- **Work instruction**
For the entries below, print exactly the lines between the line holding "-34.23 | 130.59 |" and the line holding "-2.06 | 99.28 |", inclusive, and nothing else.

- **Extracted records**
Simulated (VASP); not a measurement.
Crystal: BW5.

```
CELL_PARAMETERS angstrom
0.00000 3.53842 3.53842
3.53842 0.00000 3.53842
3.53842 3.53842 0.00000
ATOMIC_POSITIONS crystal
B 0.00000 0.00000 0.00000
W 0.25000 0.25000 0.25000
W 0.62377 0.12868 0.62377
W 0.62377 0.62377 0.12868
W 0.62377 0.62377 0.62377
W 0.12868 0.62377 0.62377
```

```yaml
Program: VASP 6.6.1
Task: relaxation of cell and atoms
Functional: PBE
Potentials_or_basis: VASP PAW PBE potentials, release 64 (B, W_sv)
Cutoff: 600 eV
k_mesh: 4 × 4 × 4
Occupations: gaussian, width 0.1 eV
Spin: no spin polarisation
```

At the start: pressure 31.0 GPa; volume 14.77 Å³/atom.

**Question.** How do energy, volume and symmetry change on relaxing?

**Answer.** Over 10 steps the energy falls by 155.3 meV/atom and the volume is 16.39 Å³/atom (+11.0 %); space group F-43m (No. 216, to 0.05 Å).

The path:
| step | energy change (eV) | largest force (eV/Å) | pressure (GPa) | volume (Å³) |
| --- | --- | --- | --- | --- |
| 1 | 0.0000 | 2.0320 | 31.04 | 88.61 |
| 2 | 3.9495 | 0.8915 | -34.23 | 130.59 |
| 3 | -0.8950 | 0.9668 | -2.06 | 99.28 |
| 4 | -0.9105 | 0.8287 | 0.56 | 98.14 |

- **Answer box**
| 2 | 3.9495 | 0.8915 | -34.23 | 130.59 |
| 3 | -0.8950 | 0.9668 | -2.06 | 99.28 |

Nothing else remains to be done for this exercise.